**Extracted material**.
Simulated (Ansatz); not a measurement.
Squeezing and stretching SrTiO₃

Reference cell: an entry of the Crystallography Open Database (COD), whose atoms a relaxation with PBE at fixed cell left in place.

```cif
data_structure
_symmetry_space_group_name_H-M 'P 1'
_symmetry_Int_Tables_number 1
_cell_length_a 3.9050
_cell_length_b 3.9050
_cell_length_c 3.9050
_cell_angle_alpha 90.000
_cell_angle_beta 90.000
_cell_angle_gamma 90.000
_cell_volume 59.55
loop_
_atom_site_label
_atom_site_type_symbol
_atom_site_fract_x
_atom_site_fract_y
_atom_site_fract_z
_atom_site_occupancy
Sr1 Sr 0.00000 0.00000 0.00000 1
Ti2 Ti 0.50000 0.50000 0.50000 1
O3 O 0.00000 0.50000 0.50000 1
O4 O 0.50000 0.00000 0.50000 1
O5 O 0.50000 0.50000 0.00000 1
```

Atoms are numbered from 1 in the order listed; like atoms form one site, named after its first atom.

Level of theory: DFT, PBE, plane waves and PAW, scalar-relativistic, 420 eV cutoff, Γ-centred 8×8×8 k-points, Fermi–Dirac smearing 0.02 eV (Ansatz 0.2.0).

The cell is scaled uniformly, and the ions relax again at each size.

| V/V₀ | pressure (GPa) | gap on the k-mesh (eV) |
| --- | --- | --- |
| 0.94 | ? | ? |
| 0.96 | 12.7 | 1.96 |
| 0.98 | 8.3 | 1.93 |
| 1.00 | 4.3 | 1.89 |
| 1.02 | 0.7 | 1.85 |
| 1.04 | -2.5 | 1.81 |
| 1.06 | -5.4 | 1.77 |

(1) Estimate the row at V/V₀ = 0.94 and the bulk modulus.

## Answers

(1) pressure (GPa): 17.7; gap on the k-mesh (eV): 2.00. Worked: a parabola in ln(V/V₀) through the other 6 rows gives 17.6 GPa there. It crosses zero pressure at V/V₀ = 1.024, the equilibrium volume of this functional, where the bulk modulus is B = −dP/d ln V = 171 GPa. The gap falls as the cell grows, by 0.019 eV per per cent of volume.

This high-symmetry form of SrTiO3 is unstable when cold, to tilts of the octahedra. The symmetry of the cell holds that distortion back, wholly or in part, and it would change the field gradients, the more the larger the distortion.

**Work instruction**. Retype exactly the lines of the data above that fall between the line with "12.7 | 1.96 |" and the line with "(1) pressure (GPa): 17.7;", inclusive, and add nothing.

**Expected answer**.
| 0.96 | 12.7 | 1.96 |
| 0.98 | 8.3 | 1.93 |
| 1.00 | 4.3 | 1.89 |
| 1.02 | 0.7 | 1.85 |
| 1.04 | -2.5 | 1.81 |
| 1.06 | -5.4 | 1.77 |

(1) Estimate the row at V/V₀ = 0.94 and the bulk modulus.

## Answers

(1) pressure (GPa): 17.7; gap on the k-mesh (eV): 2.00. Worked: a parabola in ln(V/V₀) through the other 6 rows gives 17.6 GPa there. It crosses zero pressure at V/V₀ = 1.024, the equilibrium volume of this functional, where the bulk modulus is B = −dP/d ln V = 171 GPa. The gap falls as the cell grows, by 0.019 eV per per cent of volume.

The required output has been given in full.